Each line of the material below is to be given again exactly.

**STUDY MATERIAL**
■ ■ ■

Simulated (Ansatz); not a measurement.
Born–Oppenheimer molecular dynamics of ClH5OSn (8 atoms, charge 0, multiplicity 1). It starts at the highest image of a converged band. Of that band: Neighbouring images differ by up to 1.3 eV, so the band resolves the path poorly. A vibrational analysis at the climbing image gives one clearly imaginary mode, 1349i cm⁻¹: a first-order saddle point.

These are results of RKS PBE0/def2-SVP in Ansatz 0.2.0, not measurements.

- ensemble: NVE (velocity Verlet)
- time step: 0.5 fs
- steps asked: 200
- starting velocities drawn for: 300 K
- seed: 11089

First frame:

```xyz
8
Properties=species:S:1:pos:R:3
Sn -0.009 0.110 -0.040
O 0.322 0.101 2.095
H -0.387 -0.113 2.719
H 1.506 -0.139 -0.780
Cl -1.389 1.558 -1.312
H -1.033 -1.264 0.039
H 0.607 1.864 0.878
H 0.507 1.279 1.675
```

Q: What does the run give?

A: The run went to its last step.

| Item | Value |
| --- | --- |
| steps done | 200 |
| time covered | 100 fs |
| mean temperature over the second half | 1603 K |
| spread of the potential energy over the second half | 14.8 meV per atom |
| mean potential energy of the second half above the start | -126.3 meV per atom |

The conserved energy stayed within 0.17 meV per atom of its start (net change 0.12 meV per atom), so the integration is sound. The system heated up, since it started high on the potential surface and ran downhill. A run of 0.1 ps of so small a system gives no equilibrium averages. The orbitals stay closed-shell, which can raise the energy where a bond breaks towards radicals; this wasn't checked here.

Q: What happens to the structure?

■ ■ ■

**WORKED SOLUTION**
Simulated (Ansatz); not a measurement.
Born–Oppenheimer molecular dynamics of ClH5OSn (8 atoms, charge 0, multiplicity 1). It starts at the highest image of a converged band. Of that band: Neighbouring images differ by up to 1.3 eV, so the band resolves the path poorly. A vibrational analysis at the climbing image gives one clearly imaginary mode, 1349i cm⁻¹: a first-order saddle point.

These are results of RKS PBE0/def2-SVP in Ansatz 0.2.0, not measurements.

- ensemble: NVE (velocity Verlet)
- time step: 0.5 fs
- steps asked: 200
- starting velocities drawn for: 300 K
- seed: 11089

First frame:

```xyz
8
Properties=species:S:1:pos:R:3
Sn -0.009 0.110 -0.040
O 0.322 0.101 2.095
H -0.387 -0.113 2.719
H 1.506 -0.139 -0.780
Cl -1.389 1.558 -1.312
H -1.033 -1.264 0.039
H 0.607 1.864 0.878
H 0.507 1.279 1.675
```

Q: What does the run give?

A: The run went to its last step.

| Item | Value |
| --- | --- |
| steps done | 200 |
| time covered | 100 fs |
| mean temperature over the second half | 1603 K |
| spread of the potential energy over the second half | 14.8 meV per atom |
| mean potential energy of the second half above the start | -126.3 meV per atom |

The conserved energy stayed within 0.17 meV per atom of its start (net change 0.12 meV per atom), so the integration is sound. The system heated up, since it started high on the potential surface and ran downhill. A run of 0.1 ps of so small a system gives no equilibrium averages. The orbitals stay closed-shell, which can raise the energy where a bond breaks towards radicals; this wasn't checked here.

Q: What happens to the structure?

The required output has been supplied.